***
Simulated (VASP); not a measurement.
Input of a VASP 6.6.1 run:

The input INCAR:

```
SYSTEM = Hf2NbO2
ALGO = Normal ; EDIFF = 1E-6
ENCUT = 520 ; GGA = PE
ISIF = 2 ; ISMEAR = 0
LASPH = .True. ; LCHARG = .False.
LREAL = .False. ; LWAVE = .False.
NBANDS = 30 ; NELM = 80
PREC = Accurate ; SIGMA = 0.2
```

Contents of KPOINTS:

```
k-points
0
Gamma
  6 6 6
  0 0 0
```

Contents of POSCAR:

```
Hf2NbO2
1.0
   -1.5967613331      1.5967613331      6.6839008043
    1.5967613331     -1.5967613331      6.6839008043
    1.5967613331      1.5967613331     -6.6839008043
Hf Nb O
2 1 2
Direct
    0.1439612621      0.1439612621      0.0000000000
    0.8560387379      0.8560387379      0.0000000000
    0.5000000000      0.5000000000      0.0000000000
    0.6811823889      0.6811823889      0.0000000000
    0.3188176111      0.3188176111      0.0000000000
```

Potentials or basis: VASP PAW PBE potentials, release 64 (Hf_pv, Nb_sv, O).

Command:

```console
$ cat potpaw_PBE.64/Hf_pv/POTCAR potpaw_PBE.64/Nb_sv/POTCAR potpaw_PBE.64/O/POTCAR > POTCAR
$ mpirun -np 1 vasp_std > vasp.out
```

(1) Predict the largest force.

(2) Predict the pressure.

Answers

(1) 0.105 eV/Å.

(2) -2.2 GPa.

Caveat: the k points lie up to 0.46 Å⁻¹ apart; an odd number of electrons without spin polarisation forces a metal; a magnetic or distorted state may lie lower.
***

(Task item)
Output the data exactly, from the first line through the line that holds "(2) -2.2 GPa.", so that no later line appears.

(Exercise response)
Simulated (VASP); not a measurement.
Input of a VASP 6.6.1 run:

The input INCAR:

```
SYSTEM = Hf2NbO2
ALGO = Normal ; EDIFF = 1E-6
ENCUT = 520 ; GGA = PE
ISIF = 2 ; ISMEAR = 0
LASPH = .True. ; LCHARG = .False.
LREAL = .False. ; LWAVE = .False.
NBANDS = 30 ; NELM = 80
PREC = Accurate ; SIGMA = 0.2
```

Contents of KPOINTS:

```
k-points
0
Gamma
  6 6 6
  0 0 0
```

Contents of POSCAR:

```
Hf2NbO2
1.0
   -1.5967613331      1.5967613331      6.6839008043
    1.5967613331     -1.5967613331      6.6839008043
    1.5967613331      1.5967613331     -6.6839008043
Hf Nb O
2 1 2
Direct
    0.1439612621      0.1439612621      0.0000000000
    0.8560387379      0.8560387379      0.0000000000
    0.5000000000      0.5000000000      0.0000000000
    0.6811823889      0.6811823889      0.0000000000
    0.3188176111      0.3188176111      0.0000000000
```

Potentials or basis: VASP PAW PBE potentials, release 64 (Hf_pv, Nb_sv, O).

Command:

```console
$ cat potpaw_PBE.64/Hf_pv/POTCAR potpaw_PBE.64/Nb_sv/POTCAR potpaw_PBE.64/O/POTCAR > POTCAR
$ mpirun -np 1 vasp_std > vasp.out
```

(1) Predict the largest force.

(2) Predict the pressure.

Answers

(1) 0.105 eV/Å.

(2) -2.2 GPa.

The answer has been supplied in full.